Copy all of the data that follows without altering a word.

== == ==
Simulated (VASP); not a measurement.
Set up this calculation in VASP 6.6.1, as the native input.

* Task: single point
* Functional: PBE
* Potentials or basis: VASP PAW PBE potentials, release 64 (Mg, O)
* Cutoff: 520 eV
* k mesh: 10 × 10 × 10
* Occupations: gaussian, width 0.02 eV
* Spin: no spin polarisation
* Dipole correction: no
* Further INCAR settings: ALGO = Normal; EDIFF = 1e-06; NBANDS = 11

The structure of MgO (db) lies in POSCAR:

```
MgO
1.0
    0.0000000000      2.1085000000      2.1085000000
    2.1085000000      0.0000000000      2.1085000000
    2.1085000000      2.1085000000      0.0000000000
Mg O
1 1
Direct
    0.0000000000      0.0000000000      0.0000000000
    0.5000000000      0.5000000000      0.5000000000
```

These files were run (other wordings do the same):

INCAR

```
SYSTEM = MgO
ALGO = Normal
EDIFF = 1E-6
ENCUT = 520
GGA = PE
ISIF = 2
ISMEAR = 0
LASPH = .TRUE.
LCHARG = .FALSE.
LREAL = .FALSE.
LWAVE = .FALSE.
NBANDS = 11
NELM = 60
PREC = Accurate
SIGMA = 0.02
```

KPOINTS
== == ==

| Exercise result |
Simulated (VASP); not a measurement.
Set up this calculation in VASP 6.6.1, as the native input.

* Task: single point
* Functional: PBE
* Potentials or basis: VASP PAW PBE potentials, release 64 (Mg, O)
* Cutoff: 520 eV
* k mesh: 10 × 10 × 10
* Occupations: gaussian, width 0.02 eV
* Spin: no spin polarisation
* Dipole correction: no
* Further INCAR settings: ALGO = Normal; EDIFF = 1e-06; NBANDS = 11

The structure of MgO (db) lies in POSCAR:

```
MgO
1.0
    0.0000000000      2.1085000000      2.1085000000
    2.1085000000      0.0000000000      2.1085000000
    2.1085000000      2.1085000000      0.0000000000
Mg O
1 1
Direct
    0.0000000000      0.0000000000      0.0000000000
    0.5000000000      0.5000000000      0.5000000000
```

These files were run (other wordings do the same):

INCAR

```
SYSTEM = MgO
ALGO = Normal
EDIFF = 1E-6
ENCUT = 520
GGA = PE
ISIF = 2
ISMEAR = 0
LASPH = .TRUE.
LCHARG = .FALSE.
LREAL = .FALSE.
LWAVE = .FALSE.
NBANDS = 11
NELM = 60
PREC = Accurate
SIGMA = 0.02
```

KPOINTS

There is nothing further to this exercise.